- Requirement
Give back exactly the lines from the start of the listing to the line containing "This is a made-up", inclusive, and nothing beyond them.

_ _ _ _ _

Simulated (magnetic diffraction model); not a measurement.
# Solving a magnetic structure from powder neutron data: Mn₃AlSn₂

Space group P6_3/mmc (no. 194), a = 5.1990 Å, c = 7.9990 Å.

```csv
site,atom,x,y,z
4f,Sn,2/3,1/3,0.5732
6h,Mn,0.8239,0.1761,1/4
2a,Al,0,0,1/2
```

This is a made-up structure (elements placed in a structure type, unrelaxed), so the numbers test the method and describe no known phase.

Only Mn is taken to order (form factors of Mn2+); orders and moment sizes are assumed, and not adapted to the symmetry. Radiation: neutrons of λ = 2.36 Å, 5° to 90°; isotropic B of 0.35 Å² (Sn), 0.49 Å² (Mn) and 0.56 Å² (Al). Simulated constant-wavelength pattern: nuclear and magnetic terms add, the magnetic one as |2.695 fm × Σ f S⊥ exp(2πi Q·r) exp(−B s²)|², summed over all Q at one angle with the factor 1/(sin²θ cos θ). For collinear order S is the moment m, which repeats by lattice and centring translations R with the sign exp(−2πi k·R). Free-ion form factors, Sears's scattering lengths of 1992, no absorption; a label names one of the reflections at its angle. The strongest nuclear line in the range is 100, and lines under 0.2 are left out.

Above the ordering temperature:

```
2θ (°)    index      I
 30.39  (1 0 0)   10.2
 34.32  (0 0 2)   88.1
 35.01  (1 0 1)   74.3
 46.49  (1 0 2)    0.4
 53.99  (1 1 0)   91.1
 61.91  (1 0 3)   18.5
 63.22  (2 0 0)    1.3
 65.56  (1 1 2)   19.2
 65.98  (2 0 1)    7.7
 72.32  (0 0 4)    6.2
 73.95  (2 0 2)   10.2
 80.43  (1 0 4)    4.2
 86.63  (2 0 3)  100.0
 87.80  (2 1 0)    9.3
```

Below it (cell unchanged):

_ _ _ _ _

- Response area
Simulated (magnetic diffraction model); not a measurement.
# Solving a magnetic structure from powder neutron data: Mn₃AlSn₂

Space group P6_3/mmc (no. 194), a = 5.1990 Å, c = 7.9990 Å.

```csv
site,atom,x,y,z
4f,Sn,2/3,1/3,0.5732
6h,Mn,0.8239,0.1761,1/4
2a,Al,0,0,1/2
```

This is a made-up structure (elements placed in a structure type, unrelaxed), so the numbers test the method and describe no known phase.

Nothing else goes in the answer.